▶ **BRIEF**:
Could you reproduce, from the records below, everything from the line with "Potentials or basis: VASP" down to the line with "(1) 11.6 GPa.", keeping both of those lines and changing nothing?

▶ **PROVIDED MATERIAL**:
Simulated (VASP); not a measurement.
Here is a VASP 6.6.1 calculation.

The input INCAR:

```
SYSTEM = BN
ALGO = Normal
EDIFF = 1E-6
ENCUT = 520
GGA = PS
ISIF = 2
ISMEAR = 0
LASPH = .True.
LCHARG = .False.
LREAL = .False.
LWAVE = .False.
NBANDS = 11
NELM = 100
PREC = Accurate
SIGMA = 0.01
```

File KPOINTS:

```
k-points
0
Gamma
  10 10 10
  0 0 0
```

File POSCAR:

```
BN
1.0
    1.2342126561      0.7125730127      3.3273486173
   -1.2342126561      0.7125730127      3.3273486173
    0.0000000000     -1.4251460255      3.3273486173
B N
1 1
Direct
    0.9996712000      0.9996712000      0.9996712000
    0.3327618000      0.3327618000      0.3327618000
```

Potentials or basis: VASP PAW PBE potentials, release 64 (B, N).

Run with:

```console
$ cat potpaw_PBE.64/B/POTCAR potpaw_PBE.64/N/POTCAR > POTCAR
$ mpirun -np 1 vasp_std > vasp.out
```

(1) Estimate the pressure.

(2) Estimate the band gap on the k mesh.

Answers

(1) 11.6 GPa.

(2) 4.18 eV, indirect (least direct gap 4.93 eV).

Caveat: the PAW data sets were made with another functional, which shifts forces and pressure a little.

▶ **YOUR SOLUTION**:
Potentials or basis: VASP PAW PBE potentials, release 64 (B, N).

Run with:

```console
$ cat potpaw_PBE.64/B/POTCAR potpaw_PBE.64/N/POTCAR > POTCAR
$ mpirun -np 1 vasp_std > vasp.out
```

(1) Estimate the pressure.

(2) Estimate the band gap on the k mesh.

Answers

(1) 11.6 GPa.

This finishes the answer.